Work request: Each line in the records below, from the one that contains "- largest component" to the one that contains "Q: Estimate VASP's values.", should be reproduced exactly, the first and last included.

Data extracts:
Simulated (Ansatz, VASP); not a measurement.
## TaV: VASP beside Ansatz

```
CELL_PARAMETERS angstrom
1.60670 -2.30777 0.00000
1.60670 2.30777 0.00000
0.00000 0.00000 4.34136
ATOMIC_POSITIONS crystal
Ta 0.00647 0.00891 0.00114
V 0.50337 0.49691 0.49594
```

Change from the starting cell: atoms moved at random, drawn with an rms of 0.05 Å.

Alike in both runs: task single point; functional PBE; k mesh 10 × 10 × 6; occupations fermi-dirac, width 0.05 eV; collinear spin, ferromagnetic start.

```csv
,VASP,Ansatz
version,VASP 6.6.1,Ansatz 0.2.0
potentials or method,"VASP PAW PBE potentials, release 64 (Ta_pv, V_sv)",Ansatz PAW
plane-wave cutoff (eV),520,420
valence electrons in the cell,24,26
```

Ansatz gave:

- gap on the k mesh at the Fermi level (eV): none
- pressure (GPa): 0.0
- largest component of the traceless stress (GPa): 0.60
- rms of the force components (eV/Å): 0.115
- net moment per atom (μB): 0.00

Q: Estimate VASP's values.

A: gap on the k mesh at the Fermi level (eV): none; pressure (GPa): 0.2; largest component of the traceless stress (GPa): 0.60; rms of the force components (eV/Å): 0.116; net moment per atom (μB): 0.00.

Your solution:
- largest component of the traceless stress (GPa): 0.60
- rms of the force components (eV/Å): 0.115
- net moment per atom (μB): 0.00

Q: Estimate VASP's values.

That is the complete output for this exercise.